▸ **Action item**
Everything from the first line below through the line with "How does the run end?" is to be transcribed exactly, and nothing past it.

========================================

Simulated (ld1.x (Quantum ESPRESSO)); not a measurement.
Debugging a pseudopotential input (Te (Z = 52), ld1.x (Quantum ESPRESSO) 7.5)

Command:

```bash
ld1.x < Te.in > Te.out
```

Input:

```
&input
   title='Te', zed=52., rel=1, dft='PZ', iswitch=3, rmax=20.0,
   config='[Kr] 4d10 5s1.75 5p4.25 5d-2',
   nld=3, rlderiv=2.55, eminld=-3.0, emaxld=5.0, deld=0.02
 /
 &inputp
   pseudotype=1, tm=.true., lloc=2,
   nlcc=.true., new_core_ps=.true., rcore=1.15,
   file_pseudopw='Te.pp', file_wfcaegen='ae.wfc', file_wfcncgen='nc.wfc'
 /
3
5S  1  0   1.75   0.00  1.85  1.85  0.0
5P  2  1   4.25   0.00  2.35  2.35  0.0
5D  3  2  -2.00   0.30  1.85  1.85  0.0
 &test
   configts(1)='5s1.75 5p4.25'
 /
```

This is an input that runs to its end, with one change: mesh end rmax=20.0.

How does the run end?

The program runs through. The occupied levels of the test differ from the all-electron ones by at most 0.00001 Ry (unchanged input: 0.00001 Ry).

========================================

▸ **Written response**
Simulated (ld1.x (Quantum ESPRESSO)); not a measurement.
Debugging a pseudopotential input (Te (Z = 52), ld1.x (Quantum ESPRESSO) 7.5)

Command:

```bash
ld1.x < Te.in > Te.out
```

Input:

```
&input
   title='Te', zed=52., rel=1, dft='PZ', iswitch=3, rmax=20.0,
   config='[Kr] 4d10 5s1.75 5p4.25 5d-2',
   nld=3, rlderiv=2.55, eminld=-3.0, emaxld=5.0, deld=0.02
 /
 &inputp
   pseudotype=1, tm=.true., lloc=2,
   nlcc=.true., new_core_ps=.true., rcore=1.15,
   file_pseudopw='Te.pp', file_wfcaegen='ae.wfc', file_wfcncgen='nc.wfc'
 /
3
5S  1  0   1.75   0.00  1.85  1.85  0.0
5P  2  1   4.25   0.00  2.35  2.35  0.0
5D  3  2  -2.00   0.30  1.85  1.85  0.0
 &test
   configts(1)='5s1.75 5p4.25'
 /
```

This is an input that runs to its end, with one change: mesh end rmax=20.0.

How does the run end?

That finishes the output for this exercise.